SOURCE INFORMATION: Begin

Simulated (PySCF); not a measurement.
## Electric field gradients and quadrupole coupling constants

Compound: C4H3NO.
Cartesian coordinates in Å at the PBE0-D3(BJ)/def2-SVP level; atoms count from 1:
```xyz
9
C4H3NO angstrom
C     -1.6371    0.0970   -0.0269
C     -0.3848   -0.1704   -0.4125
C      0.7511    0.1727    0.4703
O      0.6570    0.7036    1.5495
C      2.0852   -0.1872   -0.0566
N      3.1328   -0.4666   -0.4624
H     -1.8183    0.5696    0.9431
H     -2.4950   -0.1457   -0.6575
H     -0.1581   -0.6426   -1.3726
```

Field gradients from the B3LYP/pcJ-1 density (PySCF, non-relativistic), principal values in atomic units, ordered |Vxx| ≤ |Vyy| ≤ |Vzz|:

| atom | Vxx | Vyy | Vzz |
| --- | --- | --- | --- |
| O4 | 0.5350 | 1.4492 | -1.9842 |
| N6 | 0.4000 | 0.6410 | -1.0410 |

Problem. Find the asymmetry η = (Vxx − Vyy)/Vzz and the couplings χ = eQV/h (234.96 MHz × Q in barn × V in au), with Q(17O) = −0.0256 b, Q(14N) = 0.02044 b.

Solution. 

SOURCE INFORMATION: End

WORK REQUEST: Transcribe the material above in its entirety. Match it exactly.

EXERCISE RESULT:
Simulated (PySCF); not a measurement.
## Electric field gradients and quadrupole coupling constants

Compound: C4H3NO.
Cartesian coordinates in Å at the PBE0-D3(BJ)/def2-SVP level; atoms count from 1:
```xyz
9
C4H3NO angstrom
C     -1.6371    0.0970   -0.0269
C     -0.3848   -0.1704   -0.4125
C      0.7511    0.1727    0.4703
O      0.6570    0.7036    1.5495
C      2.0852   -0.1872   -0.0566
N      3.1328   -0.4666   -0.4624
H     -1.8183    0.5696    0.9431
H     -2.4950   -0.1457   -0.6575
H     -0.1581   -0.6426   -1.3726
```

Field gradients from the B3LYP/pcJ-1 density (PySCF, non-relativistic), principal values in atomic units, ordered |Vxx| ≤ |Vyy| ≤ |Vzz|:

| atom | Vxx | Vyy | Vzz |
| --- | --- | --- | --- |
| O4 | 0.5350 | 1.4492 | -1.9842 |
| N6 | 0.4000 | 0.6410 | -1.0410 |

Problem. Find the asymmetry η = (Vxx − Vyy)/Vzz and the couplings χ = eQV/h (234.96 MHz × Q in barn × V in au), with Q(17O) = −0.0256 b, Q(14N) = 0.02044 b.

Solution. 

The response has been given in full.